> [Entries provided]
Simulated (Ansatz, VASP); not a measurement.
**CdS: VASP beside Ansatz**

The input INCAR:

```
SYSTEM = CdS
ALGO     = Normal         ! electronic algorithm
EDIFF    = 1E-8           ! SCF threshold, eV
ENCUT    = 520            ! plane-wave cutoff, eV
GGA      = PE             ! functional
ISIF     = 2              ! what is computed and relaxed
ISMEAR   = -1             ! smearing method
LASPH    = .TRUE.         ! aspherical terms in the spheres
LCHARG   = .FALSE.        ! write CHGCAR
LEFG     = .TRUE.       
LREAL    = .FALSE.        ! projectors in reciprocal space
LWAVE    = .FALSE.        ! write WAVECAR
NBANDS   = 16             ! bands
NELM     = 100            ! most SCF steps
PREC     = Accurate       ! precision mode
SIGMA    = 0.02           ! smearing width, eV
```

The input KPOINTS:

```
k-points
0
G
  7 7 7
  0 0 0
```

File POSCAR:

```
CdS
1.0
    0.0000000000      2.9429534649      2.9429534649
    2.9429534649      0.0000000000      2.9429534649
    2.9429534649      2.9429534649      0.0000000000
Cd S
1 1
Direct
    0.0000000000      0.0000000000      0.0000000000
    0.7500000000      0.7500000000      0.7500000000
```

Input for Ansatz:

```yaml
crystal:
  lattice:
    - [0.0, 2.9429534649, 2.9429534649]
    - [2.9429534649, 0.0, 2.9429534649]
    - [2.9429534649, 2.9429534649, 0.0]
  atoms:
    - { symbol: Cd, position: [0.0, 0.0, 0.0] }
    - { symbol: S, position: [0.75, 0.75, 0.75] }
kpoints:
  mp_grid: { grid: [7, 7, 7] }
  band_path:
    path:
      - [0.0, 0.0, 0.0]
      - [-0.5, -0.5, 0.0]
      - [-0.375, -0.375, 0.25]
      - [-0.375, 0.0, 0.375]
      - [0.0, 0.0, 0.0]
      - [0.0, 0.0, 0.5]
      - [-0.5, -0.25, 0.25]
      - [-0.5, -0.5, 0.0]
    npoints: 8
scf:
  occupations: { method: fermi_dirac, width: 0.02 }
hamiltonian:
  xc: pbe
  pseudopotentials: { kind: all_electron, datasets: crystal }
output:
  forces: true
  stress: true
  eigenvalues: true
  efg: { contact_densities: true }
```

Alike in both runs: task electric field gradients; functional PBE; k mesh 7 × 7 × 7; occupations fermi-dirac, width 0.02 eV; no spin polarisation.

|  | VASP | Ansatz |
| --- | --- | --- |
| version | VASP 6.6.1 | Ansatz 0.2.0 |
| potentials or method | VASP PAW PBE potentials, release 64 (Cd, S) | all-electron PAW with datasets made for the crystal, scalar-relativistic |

> [Assigned task]
Please reproduce exactly the lines above, beginning with the first and ending with the line that contains "Ansatz 0.2.0 |", and include nothing outside that range.

> [Result]
Simulated (Ansatz, VASP); not a measurement.
**CdS: VASP beside Ansatz**

The input INCAR:

```
SYSTEM = CdS
ALGO     = Normal         ! electronic algorithm
EDIFF    = 1E-8           ! SCF threshold, eV
ENCUT    = 520            ! plane-wave cutoff, eV
GGA      = PE             ! functional
ISIF     = 2              ! what is computed and relaxed
ISMEAR   = -1             ! smearing method
LASPH    = .TRUE.         ! aspherical terms in the spheres
LCHARG   = .FALSE.        ! write CHGCAR
LEFG     = .TRUE.       
LREAL    = .FALSE.        ! projectors in reciprocal space
LWAVE    = .FALSE.        ! write WAVECAR
NBANDS   = 16             ! bands
NELM     = 100            ! most SCF steps
PREC     = Accurate       ! precision mode
SIGMA    = 0.02           ! smearing width, eV
```

The input KPOINTS:

```
k-points
0
G
  7 7 7
  0 0 0
```

File POSCAR:

```
CdS
1.0
    0.0000000000      2.9429534649      2.9429534649
    2.9429534649      0.0000000000      2.9429534649
    2.9429534649      2.9429534649      0.0000000000
Cd S
1 1
Direct
    0.0000000000      0.0000000000      0.0000000000
    0.7500000000      0.7500000000      0.7500000000
```

Input for Ansatz:

```yaml
crystal:
  lattice:
    - [0.0, 2.9429534649, 2.9429534649]
    - [2.9429534649, 0.0, 2.9429534649]
    - [2.9429534649, 2.9429534649, 0.0]
  atoms:
    - { symbol: Cd, position: [0.0, 0.0, 0.0] }
    - { symbol: S, position: [0.75, 0.75, 0.75] }
kpoints:
  mp_grid: { grid: [7, 7, 7] }
  band_path:
    path:
      - [0.0, 0.0, 0.0]
      - [-0.5, -0.5, 0.0]
      - [-0.375, -0.375, 0.25]
      - [-0.375, 0.0, 0.375]
      - [0.0, 0.0, 0.0]
      - [0.0, 0.0, 0.5]
      - [-0.5, -0.25, 0.25]
      - [-0.5, -0.5, 0.0]
    npoints: 8
scf:
  occupations: { method: fermi_dirac, width: 0.02 }
hamiltonian:
  xc: pbe
  pseudopotentials: { kind: all_electron, datasets: crystal }
output:
  forces: true
  stress: true
  eigenvalues: true
  efg: { contact_densities: true }
```

Alike in both runs: task electric field gradients; functional PBE; k mesh 7 × 7 × 7; occupations fermi-dirac, width 0.02 eV; no spin polarisation.

|  | VASP | Ansatz |
| --- | --- | --- |
| version | VASP 6.6.1 | Ansatz 0.2.0 |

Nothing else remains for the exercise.